§ **DATA EXTRACT**
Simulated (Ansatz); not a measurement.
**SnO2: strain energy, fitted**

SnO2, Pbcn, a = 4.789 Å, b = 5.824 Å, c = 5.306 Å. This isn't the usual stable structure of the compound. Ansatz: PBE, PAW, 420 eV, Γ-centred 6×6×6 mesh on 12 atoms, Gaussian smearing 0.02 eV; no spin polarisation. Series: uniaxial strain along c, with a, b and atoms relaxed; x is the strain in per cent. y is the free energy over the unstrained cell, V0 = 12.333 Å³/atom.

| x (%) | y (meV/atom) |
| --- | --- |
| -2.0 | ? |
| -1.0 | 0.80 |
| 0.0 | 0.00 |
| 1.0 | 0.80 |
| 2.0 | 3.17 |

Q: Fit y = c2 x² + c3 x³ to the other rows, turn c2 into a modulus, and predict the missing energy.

§ **EXERCISE**
Out of the material above, output word for word the line with "0.0 | 0.00 |", the line with "2.0 | 3.17 |", and all lines between them, with nothing else.

§ **SOLUTION**
| 0.0 | 0.00 |
| 1.0 | 0.80 |
| 2.0 | 3.17 |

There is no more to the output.